_Requirement_. Through the line that contains "Problem. What does", return the data below exactly, starting at its first line; leave the rest out.

_Exercise data_.
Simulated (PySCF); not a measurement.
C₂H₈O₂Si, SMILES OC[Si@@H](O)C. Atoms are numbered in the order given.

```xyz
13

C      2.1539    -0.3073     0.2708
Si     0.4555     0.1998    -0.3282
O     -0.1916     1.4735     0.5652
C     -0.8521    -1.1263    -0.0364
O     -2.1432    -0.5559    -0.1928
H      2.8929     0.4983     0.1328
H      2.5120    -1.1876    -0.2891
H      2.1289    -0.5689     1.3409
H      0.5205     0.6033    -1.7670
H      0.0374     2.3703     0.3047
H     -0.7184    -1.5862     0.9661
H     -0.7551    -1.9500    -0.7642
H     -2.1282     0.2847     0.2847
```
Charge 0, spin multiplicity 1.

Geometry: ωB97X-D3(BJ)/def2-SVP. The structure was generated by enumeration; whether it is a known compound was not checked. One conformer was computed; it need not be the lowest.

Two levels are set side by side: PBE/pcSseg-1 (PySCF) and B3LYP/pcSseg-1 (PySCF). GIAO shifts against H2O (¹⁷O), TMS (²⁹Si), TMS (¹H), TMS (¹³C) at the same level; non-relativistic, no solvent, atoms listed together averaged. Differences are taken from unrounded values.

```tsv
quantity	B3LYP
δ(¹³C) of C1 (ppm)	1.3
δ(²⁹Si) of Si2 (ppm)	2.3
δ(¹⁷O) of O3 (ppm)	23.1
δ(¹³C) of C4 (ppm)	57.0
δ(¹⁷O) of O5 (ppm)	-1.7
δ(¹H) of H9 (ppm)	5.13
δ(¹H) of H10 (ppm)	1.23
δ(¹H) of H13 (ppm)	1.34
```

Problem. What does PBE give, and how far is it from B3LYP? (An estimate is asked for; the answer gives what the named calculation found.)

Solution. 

_Result_.
Simulated (PySCF); not a measurement.
C₂H₈O₂Si, SMILES OC[Si@@H](O)C. Atoms are numbered in the order given.

```xyz
13

C      2.1539    -0.3073     0.2708
Si     0.4555     0.1998    -0.3282
O     -0.1916     1.4735     0.5652
C     -0.8521    -1.1263    -0.0364
O     -2.1432    -0.5559    -0.1928
H      2.8929     0.4983     0.1328
H      2.5120    -1.1876    -0.2891
H      2.1289    -0.5689     1.3409
H      0.5205     0.6033    -1.7670
H      0.0374     2.3703     0.3047
H     -0.7184    -1.5862     0.9661
H     -0.7551    -1.9500    -0.7642
H     -2.1282     0.2847     0.2847
```
Charge 0, spin multiplicity 1.

Geometry: ωB97X-D3(BJ)/def2-SVP. The structure was generated by enumeration; whether it is a known compound was not checked. One conformer was computed; it need not be the lowest.

Two levels are set side by side: PBE/pcSseg-1 (PySCF) and B3LYP/pcSseg-1 (PySCF). GIAO shifts against H2O (¹⁷O), TMS (²⁹Si), TMS (¹H), TMS (¹³C) at the same level; non-relativistic, no solvent, atoms listed together averaged. Differences are taken from unrounded values.

```tsv
quantity	B3LYP
δ(¹³C) of C1 (ppm)	1.3
δ(²⁹Si) of Si2 (ppm)	2.3
δ(¹⁷O) of O3 (ppm)	23.1
δ(¹³C) of C4 (ppm)	57.0
δ(¹⁷O) of O5 (ppm)	-1.7
δ(¹H) of H9 (ppm)	5.13
δ(¹H) of H10 (ppm)	1.23
δ(¹H) of H13 (ppm)	1.34
```

Problem. What does PBE give, and how far is it from B3LYP? (An estimate is asked for; the answer gives what the named calculation found.)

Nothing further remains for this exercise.